:: Given entries ::

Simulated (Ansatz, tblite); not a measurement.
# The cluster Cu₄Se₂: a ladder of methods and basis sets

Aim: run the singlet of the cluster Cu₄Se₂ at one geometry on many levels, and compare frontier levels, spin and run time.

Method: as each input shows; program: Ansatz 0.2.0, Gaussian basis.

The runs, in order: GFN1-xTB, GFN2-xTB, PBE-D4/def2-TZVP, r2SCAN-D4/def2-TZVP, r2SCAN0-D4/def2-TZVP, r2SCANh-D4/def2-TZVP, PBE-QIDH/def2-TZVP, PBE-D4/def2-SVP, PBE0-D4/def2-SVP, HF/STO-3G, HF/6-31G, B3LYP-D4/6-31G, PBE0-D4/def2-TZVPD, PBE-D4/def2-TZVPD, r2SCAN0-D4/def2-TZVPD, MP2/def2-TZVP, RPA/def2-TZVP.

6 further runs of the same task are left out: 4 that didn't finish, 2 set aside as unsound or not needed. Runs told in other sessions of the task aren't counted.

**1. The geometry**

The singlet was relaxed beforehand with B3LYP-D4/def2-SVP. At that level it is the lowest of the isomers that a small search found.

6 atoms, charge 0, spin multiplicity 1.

:::

__Action item__
The response must repeat exactly the lines from the top of the material through the line containing "Method: as each", both included, with no other output.

__Task solution__
Simulated (Ansatz, tblite); not a measurement.
# The cluster Cu₄Se₂: a ladder of methods and basis sets

Aim: run the singlet of the cluster Cu₄Se₂ at one geometry on many levels, and compare frontier levels, spin and run time.

Method: as each input shows; program: Ansatz 0.2.0, Gaussian basis.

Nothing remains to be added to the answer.